Restate the listing exactly and in full.

- - - -

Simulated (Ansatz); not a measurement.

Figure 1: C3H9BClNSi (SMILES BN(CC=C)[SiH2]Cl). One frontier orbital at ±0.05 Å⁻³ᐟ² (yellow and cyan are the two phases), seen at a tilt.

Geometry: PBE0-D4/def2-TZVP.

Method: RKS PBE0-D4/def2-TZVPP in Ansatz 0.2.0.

- - - -

*Task response*
Simulated (Ansatz); not a measurement.

Figure 1: C3H9BClNSi (SMILES BN(CC=C)[SiH2]Cl). One frontier orbital at ±0.05 Å⁻³ᐟ² (yellow and cyan are the two phases), seen at a tilt.

Geometry: PBE0-D4/def2-TZVP.

Method: RKS PBE0-D4/def2-TZVPP in Ansatz 0.2.0.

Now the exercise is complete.